• Work instruction: Take the material below from its first line through the line containing "The two sets" and, please, write those lines again exactly.

◇ ◇ ◇

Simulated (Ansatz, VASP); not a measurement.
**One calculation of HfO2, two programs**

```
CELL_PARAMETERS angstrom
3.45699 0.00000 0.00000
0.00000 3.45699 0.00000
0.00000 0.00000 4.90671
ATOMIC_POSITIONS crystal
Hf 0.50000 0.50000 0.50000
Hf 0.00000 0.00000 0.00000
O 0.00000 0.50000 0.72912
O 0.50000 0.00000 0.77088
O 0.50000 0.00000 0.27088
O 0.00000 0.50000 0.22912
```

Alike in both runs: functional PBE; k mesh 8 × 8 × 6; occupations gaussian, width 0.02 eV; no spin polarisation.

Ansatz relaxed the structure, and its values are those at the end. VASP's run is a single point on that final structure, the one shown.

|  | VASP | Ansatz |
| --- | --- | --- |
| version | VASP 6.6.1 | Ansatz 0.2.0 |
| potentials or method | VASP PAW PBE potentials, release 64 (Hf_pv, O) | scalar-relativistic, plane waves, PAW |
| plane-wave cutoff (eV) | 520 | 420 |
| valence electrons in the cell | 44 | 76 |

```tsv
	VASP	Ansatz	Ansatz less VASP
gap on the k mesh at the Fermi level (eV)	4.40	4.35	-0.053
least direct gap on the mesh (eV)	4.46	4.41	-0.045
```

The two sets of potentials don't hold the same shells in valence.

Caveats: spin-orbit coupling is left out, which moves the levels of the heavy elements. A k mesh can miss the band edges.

◇ ◇ ◇

• Task solution:
Simulated (Ansatz, VASP); not a measurement.
**One calculation of HfO2, two programs**

```
CELL_PARAMETERS angstrom
3.45699 0.00000 0.00000
0.00000 3.45699 0.00000
0.00000 0.00000 4.90671
ATOMIC_POSITIONS crystal
Hf 0.50000 0.50000 0.50000
Hf 0.00000 0.00000 0.00000
O 0.00000 0.50000 0.72912
O 0.50000 0.00000 0.77088
O 0.50000 0.00000 0.27088
O 0.00000 0.50000 0.22912
```

Alike in both runs: functional PBE; k mesh 8 × 8 × 6; occupations gaussian, width 0.02 eV; no spin polarisation.

Ansatz relaxed the structure, and its values are those at the end. VASP's run is a single point on that final structure, the one shown.

|  | VASP | Ansatz |
| --- | --- | --- |
| version | VASP 6.6.1 | Ansatz 0.2.0 |
| potentials or method | VASP PAW PBE potentials, release 64 (Hf_pv, O) | scalar-relativistic, plane waves, PAW |
| plane-wave cutoff (eV) | 520 | 420 |
| valence electrons in the cell | 44 | 76 |

```tsv
	VASP	Ansatz	Ansatz less VASP
gap on the k mesh at the Fermi level (eV)	4.40	4.35	-0.053
least direct gap on the mesh (eV)	4.46	4.41	-0.045
```

The two sets of potentials don't hold the same shells in valence.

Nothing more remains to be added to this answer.